Entries provided: Begin

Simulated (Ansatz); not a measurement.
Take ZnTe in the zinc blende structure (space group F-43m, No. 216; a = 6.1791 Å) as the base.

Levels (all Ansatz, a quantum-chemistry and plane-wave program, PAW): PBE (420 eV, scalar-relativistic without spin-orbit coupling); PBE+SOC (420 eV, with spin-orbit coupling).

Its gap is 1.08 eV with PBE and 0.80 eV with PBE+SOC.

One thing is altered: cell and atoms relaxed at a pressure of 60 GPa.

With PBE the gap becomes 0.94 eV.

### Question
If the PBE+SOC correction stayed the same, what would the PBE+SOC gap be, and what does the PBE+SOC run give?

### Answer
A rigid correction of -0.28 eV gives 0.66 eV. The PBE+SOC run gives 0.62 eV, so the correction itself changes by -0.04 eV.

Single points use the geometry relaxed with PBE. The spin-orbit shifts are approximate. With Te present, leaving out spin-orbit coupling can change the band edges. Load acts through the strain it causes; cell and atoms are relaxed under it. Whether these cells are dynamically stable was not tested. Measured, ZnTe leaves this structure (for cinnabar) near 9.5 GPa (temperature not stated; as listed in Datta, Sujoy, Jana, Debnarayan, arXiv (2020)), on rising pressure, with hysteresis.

Entries provided: End

● **Exercise**: Reproduce the records above exactly, from the first line to the line that holds "A rigid correction", inclusive, and omit everything after it.

● **Exercise result**:
Simulated (Ansatz); not a measurement.
Take ZnTe in the zinc blende structure (space group F-43m, No. 216; a = 6.1791 Å) as the base.

Levels (all Ansatz, a quantum-chemistry and plane-wave program, PAW): PBE (420 eV, scalar-relativistic without spin-orbit coupling); PBE+SOC (420 eV, with spin-orbit coupling).

Its gap is 1.08 eV with PBE and 0.80 eV with PBE+SOC.

One thing is altered: cell and atoms relaxed at a pressure of 60 GPa.

With PBE the gap becomes 0.94 eV.

### Question
If the PBE+SOC correction stayed the same, what would the PBE+SOC gap be, and what does the PBE+SOC run give?

### Answer
A rigid correction of -0.28 eV gives 0.66 eV. The PBE+SOC run gives 0.62 eV, so the correction itself changes by -0.04 eV.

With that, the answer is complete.